§ Requirement: Restate each entry shown beneath this instruction, keeping its wording intact.

§ Supplied material:
--- START ---

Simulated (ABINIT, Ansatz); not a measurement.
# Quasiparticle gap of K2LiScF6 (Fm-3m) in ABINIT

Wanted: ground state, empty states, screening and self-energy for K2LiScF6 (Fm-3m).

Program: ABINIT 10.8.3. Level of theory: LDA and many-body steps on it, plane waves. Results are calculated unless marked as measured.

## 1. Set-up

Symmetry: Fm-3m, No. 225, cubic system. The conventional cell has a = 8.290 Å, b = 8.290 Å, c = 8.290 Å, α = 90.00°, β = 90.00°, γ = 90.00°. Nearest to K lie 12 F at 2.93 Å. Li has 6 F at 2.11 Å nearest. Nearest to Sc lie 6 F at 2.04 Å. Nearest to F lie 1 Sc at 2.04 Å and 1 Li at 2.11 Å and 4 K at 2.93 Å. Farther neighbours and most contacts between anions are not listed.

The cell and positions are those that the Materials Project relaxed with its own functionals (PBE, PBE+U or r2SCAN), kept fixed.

--- END ---

§ Written reply:
Simulated (ABINIT, Ansatz); not a measurement.
# Quasiparticle gap of K2LiScF6 (Fm-3m) in ABINIT

Wanted: ground state, empty states, screening and self-energy for K2LiScF6 (Fm-3m).

Program: ABINIT 10.8.3. Level of theory: LDA and many-body steps on it, plane waves. Results are calculated unless marked as measured.

## 1. Set-up

Symmetry: Fm-3m, No. 225, cubic system. The conventional cell has a = 8.290 Å, b = 8.290 Å, c = 8.290 Å, α = 90.00°, β = 90.00°, γ = 90.00°. Nearest to K lie 12 F at 2.93 Å. Li has 6 F at 2.11 Å nearest. Nearest to Sc lie 6 F at 2.04 Å. Nearest to F lie 1 Sc at 2.04 Å and 1 Li at 2.11 Å and 4 K at 2.93 Å. Farther neighbours and most contacts between anions are not listed.

The cell and positions are those that the Materials Project relaxed with its own functionals (PBE, PBE+U or r2SCAN), kept fixed.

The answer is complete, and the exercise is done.